▶ _Assigned task_
Only the lines from the top of the data through the line with "Geometries GFN2-xTB; weights" should be repeated, each exactly as written.

[Opening Data section]

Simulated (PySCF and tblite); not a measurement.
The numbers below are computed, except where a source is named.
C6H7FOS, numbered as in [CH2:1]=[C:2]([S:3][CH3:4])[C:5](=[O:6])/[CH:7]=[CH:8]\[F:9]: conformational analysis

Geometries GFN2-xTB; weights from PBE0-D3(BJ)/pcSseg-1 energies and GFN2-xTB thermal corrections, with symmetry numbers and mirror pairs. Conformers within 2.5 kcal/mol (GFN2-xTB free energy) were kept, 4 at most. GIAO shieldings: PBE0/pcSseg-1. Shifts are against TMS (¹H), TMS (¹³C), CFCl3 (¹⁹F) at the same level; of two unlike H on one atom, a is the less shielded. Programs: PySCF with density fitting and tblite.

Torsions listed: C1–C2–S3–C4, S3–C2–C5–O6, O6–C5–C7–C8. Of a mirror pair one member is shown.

[Closing Data section]

▶ _Task output_
Simulated (PySCF and tblite); not a measurement.
The numbers below are computed, except where a source is named.
C6H7FOS, numbered as in [CH2:1]=[C:2]([S:3][CH3:4])[C:5](=[O:6])/[CH:7]=[CH:8]\[F:9]: conformational analysis

Geometries GFN2-xTB; weights from PBE0-D3(BJ)/pcSseg-1 energies and GFN2-xTB thermal corrections, with symmetry numbers and mirror pairs. Conformers within 2.5 kcal/mol (GFN2-xTB free energy) were kept, 4 at most. GIAO shieldings: PBE0/pcSseg-1. Shifts are against TMS (¹H), TMS (¹³C), CFCl3 (¹⁹F) at the same level; of two unlike H on one atom, a is the less shielded. Programs: PySCF with density fitting and tblite.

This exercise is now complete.